━━━━━━━━━━━━━━━━
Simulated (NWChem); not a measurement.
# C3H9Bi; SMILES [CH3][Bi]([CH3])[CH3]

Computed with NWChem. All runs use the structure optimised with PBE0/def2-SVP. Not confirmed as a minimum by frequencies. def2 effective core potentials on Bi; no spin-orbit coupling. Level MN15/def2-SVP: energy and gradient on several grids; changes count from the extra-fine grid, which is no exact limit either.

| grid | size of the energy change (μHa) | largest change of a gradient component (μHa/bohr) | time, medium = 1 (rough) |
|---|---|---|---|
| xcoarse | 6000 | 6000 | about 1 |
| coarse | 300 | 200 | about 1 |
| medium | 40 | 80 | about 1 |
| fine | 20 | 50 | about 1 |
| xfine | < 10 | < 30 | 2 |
━━━━━━━━━━━━━━━━

Work order => Using the data above, restate word for word the lines from its opening line through the line that contains "# C3H9Bi; SMILES [CH3][Bi]([CH3])[CH3]", and no more.

Written solution =>
Simulated (NWChem); not a measurement.
# C3H9Bi; SMILES [CH3][Bi]([CH3])[CH3]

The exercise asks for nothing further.